- [RECORDED INFORMATION]
[Start of section]
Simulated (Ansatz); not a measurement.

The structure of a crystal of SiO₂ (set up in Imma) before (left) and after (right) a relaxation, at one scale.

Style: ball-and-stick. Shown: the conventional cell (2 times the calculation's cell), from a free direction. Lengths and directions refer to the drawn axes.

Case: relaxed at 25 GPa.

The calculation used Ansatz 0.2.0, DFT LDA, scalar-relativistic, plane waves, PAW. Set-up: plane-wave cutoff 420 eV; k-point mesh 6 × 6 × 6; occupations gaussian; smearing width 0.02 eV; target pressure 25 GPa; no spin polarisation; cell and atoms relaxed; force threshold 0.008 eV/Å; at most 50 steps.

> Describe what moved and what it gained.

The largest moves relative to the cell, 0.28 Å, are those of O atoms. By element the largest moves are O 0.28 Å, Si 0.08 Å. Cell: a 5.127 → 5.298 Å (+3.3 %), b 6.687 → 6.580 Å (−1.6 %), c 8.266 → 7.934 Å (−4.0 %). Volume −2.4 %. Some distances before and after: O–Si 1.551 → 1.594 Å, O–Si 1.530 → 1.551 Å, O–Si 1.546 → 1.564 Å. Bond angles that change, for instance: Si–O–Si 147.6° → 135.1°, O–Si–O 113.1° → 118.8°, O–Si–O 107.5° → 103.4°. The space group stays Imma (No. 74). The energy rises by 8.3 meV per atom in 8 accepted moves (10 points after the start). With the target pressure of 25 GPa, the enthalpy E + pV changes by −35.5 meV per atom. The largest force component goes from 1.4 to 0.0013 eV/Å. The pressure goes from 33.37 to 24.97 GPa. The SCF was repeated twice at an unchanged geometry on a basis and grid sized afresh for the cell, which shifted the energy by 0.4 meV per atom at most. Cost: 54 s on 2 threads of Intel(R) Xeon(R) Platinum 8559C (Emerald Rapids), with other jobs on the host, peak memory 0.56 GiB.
[End of section]

- [ASSIGNMENT]
Return only the lines spanning from the first line of the material through the line with "what it gained.", copied exactly, both ends kept.

- [EXERCISE RESPONSE]
Simulated (Ansatz); not a measurement.

The structure of a crystal of SiO₂ (set up in Imma) before (left) and after (right) a relaxation, at one scale.

Style: ball-and-stick. Shown: the conventional cell (2 times the calculation's cell), from a free direction. Lengths and directions refer to the drawn axes.

Case: relaxed at 25 GPa.

The calculation used Ansatz 0.2.0, DFT LDA, scalar-relativistic, plane waves, PAW. Set-up: plane-wave cutoff 420 eV; k-point mesh 6 × 6 × 6; occupations gaussian; smearing width 0.02 eV; target pressure 25 GPa; no spin polarisation; cell and atoms relaxed; force threshold 0.008 eV/Å; at most 50 steps.

> Describe what moved and what it gained.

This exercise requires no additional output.